──────────

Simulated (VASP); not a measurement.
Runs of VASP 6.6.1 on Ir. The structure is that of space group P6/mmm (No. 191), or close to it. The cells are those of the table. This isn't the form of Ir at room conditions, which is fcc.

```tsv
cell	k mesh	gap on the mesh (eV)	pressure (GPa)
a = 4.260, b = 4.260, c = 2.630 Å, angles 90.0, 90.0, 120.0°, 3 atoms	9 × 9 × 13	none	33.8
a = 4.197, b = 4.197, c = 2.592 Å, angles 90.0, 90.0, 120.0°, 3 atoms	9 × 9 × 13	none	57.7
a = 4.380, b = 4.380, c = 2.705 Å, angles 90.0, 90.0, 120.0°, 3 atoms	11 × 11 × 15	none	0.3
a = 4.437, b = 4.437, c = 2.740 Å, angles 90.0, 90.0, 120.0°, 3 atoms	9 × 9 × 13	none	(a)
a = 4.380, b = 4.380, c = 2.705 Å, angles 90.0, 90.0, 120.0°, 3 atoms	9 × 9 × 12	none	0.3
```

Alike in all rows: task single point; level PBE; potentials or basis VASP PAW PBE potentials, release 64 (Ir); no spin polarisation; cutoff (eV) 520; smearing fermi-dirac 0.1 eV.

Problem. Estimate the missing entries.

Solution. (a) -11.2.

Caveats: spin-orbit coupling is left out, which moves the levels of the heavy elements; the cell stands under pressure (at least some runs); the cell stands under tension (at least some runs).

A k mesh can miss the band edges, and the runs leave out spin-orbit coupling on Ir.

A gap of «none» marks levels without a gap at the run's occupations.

──────────

In the entries above, the lines from the one bearing "Caveats: spin-orbit coupling" up to and including the one bearing "A k mesh can" should be transcribed exactly; no other line is wanted.

Caveats: spin-orbit coupling is left out, which moves the levels of the heavy elements; the cell stands under pressure (at least some runs); the cell stands under tension (at least some runs).

A k mesh can miss the band edges, and the runs leave out spin-orbit coupling on Ir.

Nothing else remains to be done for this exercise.